========================================================================

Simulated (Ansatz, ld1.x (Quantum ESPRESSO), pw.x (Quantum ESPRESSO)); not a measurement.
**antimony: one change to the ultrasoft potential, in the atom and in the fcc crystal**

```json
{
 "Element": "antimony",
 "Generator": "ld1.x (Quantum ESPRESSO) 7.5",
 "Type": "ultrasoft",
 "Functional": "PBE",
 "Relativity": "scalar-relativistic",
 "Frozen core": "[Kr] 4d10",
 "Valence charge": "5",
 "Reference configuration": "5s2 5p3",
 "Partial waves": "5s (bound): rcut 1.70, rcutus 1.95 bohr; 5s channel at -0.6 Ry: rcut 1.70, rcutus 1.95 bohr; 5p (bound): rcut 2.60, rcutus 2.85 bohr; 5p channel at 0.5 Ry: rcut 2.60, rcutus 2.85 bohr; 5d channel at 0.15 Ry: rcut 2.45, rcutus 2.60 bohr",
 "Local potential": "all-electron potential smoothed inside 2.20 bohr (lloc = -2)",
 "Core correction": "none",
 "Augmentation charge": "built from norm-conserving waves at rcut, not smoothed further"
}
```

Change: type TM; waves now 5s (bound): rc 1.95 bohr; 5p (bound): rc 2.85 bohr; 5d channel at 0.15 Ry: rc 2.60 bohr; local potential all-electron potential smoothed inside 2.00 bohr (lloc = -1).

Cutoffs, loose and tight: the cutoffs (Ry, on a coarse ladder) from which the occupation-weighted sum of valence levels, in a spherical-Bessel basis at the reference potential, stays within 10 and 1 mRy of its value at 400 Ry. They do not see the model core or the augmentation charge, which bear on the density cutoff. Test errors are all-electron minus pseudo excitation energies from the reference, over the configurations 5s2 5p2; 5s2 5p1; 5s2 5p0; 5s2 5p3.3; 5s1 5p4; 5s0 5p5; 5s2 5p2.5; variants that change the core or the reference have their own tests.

========================================================================

_Work instruction_:
Output the records above exactly, from their first line through the line that contains "Change: type TM;", and add nothing.

_Task output_:
Simulated (Ansatz, ld1.x (Quantum ESPRESSO), pw.x (Quantum ESPRESSO)); not a measurement.
**antimony: one change to the ultrasoft potential, in the atom and in the fcc crystal**

```json
{
 "Element": "antimony",
 "Generator": "ld1.x (Quantum ESPRESSO) 7.5",
 "Type": "ultrasoft",
 "Functional": "PBE",
 "Relativity": "scalar-relativistic",
 "Frozen core": "[Kr] 4d10",
 "Valence charge": "5",
 "Reference configuration": "5s2 5p3",
 "Partial waves": "5s (bound): rcut 1.70, rcutus 1.95 bohr; 5s channel at -0.6 Ry: rcut 1.70, rcutus 1.95 bohr; 5p (bound): rcut 2.60, rcutus 2.85 bohr; 5p channel at 0.5 Ry: rcut 2.60, rcutus 2.85 bohr; 5d channel at 0.15 Ry: rcut 2.45, rcutus 2.60 bohr",
 "Local potential": "all-electron potential smoothed inside 2.20 bohr (lloc = -2)",
 "Core correction": "none",
 "Augmentation charge": "built from norm-conserving waves at rcut, not smoothed further"
}
```

Change: type TM; waves now 5s (bound): rc 1.95 bohr; 5p (bound): rc 2.85 bohr; 5d channel at 0.15 Ry: rc 2.60 bohr; local potential all-electron potential smoothed inside 2.00 bohr (lloc = -1).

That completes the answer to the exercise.